*** ENTRIES SHOWN
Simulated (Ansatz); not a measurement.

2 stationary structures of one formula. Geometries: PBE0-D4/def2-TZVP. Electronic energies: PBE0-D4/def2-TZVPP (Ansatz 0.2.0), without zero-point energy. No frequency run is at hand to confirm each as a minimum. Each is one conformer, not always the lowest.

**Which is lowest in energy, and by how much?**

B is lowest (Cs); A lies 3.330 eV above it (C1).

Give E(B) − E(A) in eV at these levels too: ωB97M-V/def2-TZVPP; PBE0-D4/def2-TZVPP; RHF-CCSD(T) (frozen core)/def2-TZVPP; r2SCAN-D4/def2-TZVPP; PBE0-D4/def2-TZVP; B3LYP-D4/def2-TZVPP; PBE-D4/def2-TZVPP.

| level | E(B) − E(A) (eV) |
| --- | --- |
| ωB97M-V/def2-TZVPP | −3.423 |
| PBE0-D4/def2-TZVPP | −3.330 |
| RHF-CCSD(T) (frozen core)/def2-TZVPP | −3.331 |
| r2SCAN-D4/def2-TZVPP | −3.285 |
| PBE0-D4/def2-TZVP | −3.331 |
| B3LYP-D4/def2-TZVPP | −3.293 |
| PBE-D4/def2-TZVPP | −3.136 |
******

EXERCISE:
Copy out the data in full, exactly.

EXERCISE RESULT:
Simulated (Ansatz); not a measurement.

2 stationary structures of one formula. Geometries: PBE0-D4/def2-TZVP. Electronic energies: PBE0-D4/def2-TZVPP (Ansatz 0.2.0), without zero-point energy. No frequency run is at hand to confirm each as a minimum. Each is one conformer, not always the lowest.

**Which is lowest in energy, and by how much?**

B is lowest (Cs); A lies 3.330 eV above it (C1).

Give E(B) − E(A) in eV at these levels too: ωB97M-V/def2-TZVPP; PBE0-D4/def2-TZVPP; RHF-CCSD(T) (frozen core)/def2-TZVPP; r2SCAN-D4/def2-TZVPP; PBE0-D4/def2-TZVP; B3LYP-D4/def2-TZVPP; PBE-D4/def2-TZVPP.

| level | E(B) − E(A) (eV) |
| --- | --- |
| ωB97M-V/def2-TZVPP | −3.423 |
| PBE0-D4/def2-TZVPP | −3.330 |
| RHF-CCSD(T) (frozen core)/def2-TZVPP | −3.331 |
| r2SCAN-D4/def2-TZVPP | −3.285 |
| PBE0-D4/def2-TZVP | −3.331 |
| B3LYP-D4/def2-TZVPP | −3.293 |
| PBE-D4/def2-TZVPP | −3.136 |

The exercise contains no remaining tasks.